**Brief:** For the data below, give again exactly the lines from the one containing "View along the" through the one containing "The structure comes", both ends included, and no others.

========

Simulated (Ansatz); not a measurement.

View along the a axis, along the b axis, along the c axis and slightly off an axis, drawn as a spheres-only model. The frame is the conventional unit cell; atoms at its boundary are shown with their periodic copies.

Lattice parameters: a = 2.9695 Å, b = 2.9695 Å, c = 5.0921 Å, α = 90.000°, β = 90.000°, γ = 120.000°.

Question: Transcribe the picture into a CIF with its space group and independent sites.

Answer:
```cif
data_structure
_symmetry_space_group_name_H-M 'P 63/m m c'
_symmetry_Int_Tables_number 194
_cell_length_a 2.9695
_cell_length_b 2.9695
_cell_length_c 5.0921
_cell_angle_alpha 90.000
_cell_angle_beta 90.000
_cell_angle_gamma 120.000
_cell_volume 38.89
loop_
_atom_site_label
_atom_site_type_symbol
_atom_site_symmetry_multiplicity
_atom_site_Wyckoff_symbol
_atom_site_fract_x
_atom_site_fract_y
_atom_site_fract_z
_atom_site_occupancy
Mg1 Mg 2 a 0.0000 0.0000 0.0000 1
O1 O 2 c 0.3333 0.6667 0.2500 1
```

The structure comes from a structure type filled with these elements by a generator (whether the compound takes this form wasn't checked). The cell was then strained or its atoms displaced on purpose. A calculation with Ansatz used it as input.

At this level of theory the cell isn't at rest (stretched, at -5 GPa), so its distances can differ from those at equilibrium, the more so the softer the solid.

========

**Answer box:**
View along the a axis, along the b axis, along the c axis and slightly off an axis, drawn as a spheres-only model. The frame is the conventional unit cell; atoms at its boundary are shown with their periodic copies.

Lattice parameters: a = 2.9695 Å, b = 2.9695 Å, c = 5.0921 Å, α = 90.000°, β = 90.000°, γ = 120.000°.

Question: Transcribe the picture into a CIF with its space group and independent sites.

Answer:
```cif
data_structure
_symmetry_space_group_name_H-M 'P 63/m m c'
_symmetry_Int_Tables_number 194
_cell_length_a 2.9695
_cell_length_b 2.9695
_cell_length_c 5.0921
_cell_angle_alpha 90.000
_cell_angle_beta 90.000
_cell_angle_gamma 120.000
_cell_volume 38.89
loop_
_atom_site_label
_atom_site_type_symbol
_atom_site_symmetry_multiplicity
_atom_site_Wyckoff_symbol
_atom_site_fract_x
_atom_site_fract_y
_atom_site_fract_z
_atom_site_occupancy
Mg1 Mg 2 a 0.0000 0.0000 0.0000 1
O1 O 2 c 0.3333 0.6667 0.2500 1
```

The structure comes from a structure type filled with these elements by a generator (whether the compound takes this form wasn't checked). The cell was then strained or its atoms displaced on purpose. A calculation with Ansatz used it as input.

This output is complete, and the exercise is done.